Given entries.
_ _ _ _ _

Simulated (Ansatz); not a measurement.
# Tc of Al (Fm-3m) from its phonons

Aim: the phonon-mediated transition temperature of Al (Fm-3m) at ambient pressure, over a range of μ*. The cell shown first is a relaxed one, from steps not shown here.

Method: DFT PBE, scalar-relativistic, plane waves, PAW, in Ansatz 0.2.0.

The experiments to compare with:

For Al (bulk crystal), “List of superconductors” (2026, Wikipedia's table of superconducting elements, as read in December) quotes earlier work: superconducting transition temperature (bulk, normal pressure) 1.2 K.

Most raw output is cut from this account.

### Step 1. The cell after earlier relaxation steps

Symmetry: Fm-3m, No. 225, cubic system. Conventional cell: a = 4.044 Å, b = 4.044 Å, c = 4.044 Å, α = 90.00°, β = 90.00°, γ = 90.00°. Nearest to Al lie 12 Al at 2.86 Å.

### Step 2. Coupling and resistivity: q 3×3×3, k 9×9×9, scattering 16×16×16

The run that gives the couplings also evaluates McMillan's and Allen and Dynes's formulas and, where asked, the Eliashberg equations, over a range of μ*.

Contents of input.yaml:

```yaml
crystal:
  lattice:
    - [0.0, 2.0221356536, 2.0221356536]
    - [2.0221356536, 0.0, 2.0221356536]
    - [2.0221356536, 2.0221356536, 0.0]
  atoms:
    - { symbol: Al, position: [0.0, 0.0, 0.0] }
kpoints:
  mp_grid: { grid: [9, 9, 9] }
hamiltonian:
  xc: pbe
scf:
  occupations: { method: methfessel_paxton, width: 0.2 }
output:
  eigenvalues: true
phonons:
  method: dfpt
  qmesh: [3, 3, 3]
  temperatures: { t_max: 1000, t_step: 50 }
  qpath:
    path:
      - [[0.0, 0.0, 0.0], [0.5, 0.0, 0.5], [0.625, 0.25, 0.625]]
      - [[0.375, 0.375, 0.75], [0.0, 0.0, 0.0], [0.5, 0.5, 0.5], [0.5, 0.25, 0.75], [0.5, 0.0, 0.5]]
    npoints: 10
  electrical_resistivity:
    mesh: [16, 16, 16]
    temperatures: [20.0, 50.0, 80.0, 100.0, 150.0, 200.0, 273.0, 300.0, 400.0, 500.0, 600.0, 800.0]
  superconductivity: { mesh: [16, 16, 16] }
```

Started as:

_ _ _ _ _

Exercise.
Copy the records above exactly, from the first line through the line containing "The experiments to", and include nothing else.

Exercise solution.
Simulated (Ansatz); not a measurement.
# Tc of Al (Fm-3m) from its phonons

Aim: the phonon-mediated transition temperature of Al (Fm-3m) at ambient pressure, over a range of μ*. The cell shown first is a relaxed one, from steps not shown here.

Method: DFT PBE, scalar-relativistic, plane waves, PAW, in Ansatz 0.2.0.

The experiments to compare with:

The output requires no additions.